§ **DATA SECTION**

= Beginning of Section =

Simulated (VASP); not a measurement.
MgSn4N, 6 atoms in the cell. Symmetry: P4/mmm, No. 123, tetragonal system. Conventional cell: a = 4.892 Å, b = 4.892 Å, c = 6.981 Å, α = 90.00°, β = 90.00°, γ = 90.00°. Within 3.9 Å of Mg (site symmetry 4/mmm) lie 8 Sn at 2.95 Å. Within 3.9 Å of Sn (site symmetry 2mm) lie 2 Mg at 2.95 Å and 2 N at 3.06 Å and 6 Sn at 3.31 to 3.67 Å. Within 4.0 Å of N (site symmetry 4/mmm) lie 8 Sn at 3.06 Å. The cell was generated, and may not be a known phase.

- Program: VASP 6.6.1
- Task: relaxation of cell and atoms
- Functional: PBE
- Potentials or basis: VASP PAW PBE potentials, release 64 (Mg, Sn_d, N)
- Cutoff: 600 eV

= End of Section =

§ **WORK REQUEST**
Each entry shown above should be copied out exactly.

§ **EXERCISE RESULT**
Simulated (VASP); not a measurement.
MgSn4N, 6 atoms in the cell. Symmetry: P4/mmm, No. 123, tetragonal system. Conventional cell: a = 4.892 Å, b = 4.892 Å, c = 6.981 Å, α = 90.00°, β = 90.00°, γ = 90.00°. Within 3.9 Å of Mg (site symmetry 4/mmm) lie 8 Sn at 2.95 Å. Within 3.9 Å of Sn (site symmetry 2mm) lie 2 Mg at 2.95 Å and 2 N at 3.06 Å and 6 Sn at 3.31 to 3.67 Å. Within 4.0 Å of N (site symmetry 4/mmm) lie 8 Sn at 3.06 Å. The cell was generated, and may not be a known phase.

- Program: VASP 6.6.1
- Task: relaxation of cell and atoms
- Functional: PBE
- Potentials or basis: VASP PAW PBE potentials, release 64 (Mg, Sn_d, N)
- Cutoff: 600 eV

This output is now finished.